▶ [EXERCISE]:
The listing below holds a line with "# NaH: single point with HSE06" and a line with "12.56 | 14.89 |". Reproduce those two lines exactly, plus everything between them.

-- THE DATA follows --
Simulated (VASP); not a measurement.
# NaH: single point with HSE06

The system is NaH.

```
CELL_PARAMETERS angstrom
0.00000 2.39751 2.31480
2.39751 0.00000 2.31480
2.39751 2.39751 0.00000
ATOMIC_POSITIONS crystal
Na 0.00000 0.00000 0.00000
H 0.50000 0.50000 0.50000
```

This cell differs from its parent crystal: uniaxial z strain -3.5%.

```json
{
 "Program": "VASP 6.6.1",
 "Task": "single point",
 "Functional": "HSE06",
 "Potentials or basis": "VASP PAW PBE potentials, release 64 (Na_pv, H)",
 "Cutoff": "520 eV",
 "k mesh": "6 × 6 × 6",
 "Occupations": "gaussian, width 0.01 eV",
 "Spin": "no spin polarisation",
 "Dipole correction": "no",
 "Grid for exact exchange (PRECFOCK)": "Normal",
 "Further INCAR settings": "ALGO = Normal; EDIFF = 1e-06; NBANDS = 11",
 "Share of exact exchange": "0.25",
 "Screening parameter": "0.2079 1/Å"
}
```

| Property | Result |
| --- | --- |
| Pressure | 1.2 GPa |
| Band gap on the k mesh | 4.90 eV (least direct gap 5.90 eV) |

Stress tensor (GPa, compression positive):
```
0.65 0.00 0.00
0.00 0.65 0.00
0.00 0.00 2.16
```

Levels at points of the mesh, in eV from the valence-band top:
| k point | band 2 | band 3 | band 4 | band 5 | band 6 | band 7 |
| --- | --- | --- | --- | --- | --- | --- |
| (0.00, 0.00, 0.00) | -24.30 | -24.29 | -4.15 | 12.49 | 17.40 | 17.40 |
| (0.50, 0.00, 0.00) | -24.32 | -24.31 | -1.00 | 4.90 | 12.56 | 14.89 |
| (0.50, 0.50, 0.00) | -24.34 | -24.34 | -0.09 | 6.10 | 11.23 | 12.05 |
-- THE DATA concluded --

▶ [ANSWER SPACE]:
# NaH: single point with HSE06

The system is NaH.

```
CELL_PARAMETERS angstrom
0.00000 2.39751 2.31480
2.39751 0.00000 2.31480
2.39751 2.39751 0.00000
ATOMIC_POSITIONS crystal
Na 0.00000 0.00000 0.00000
H 0.50000 0.50000 0.50000
```

This cell differs from its parent crystal: uniaxial z strain -3.5%.

```json
{
 "Program": "VASP 6.6.1",
 "Task": "single point",
 "Functional": "HSE06",
 "Potentials or basis": "VASP PAW PBE potentials, release 64 (Na_pv, H)",
 "Cutoff": "520 eV",
 "k mesh": "6 × 6 × 6",
 "Occupations": "gaussian, width 0.01 eV",
 "Spin": "no spin polarisation",
 "Dipole correction": "no",
 "Grid for exact exchange (PRECFOCK)": "Normal",
 "Further INCAR settings": "ALGO = Normal; EDIFF = 1e-06; NBANDS = 11",
 "Share of exact exchange": "0.25",
 "Screening parameter": "0.2079 1/Å"
}
```

| Property | Result |
| --- | --- |
| Pressure | 1.2 GPa |
| Band gap on the k mesh | 4.90 eV (least direct gap 5.90 eV) |

Stress tensor (GPa, compression positive):
```
0.65 0.00 0.00
0.00 0.65 0.00
0.00 0.00 2.16
```

Levels at points of the mesh, in eV from the valence-band top:
| k point | band 2 | band 3 | band 4 | band 5 | band 6 | band 7 |
| --- | --- | --- | --- | --- | --- | --- |
| (0.00, 0.00, 0.00) | -24.30 | -24.29 | -4.15 | 12.49 | 17.40 | 17.40 |
| (0.50, 0.00, 0.00) | -24.32 | -24.31 | -1.00 | 4.90 | 12.56 | 14.89 |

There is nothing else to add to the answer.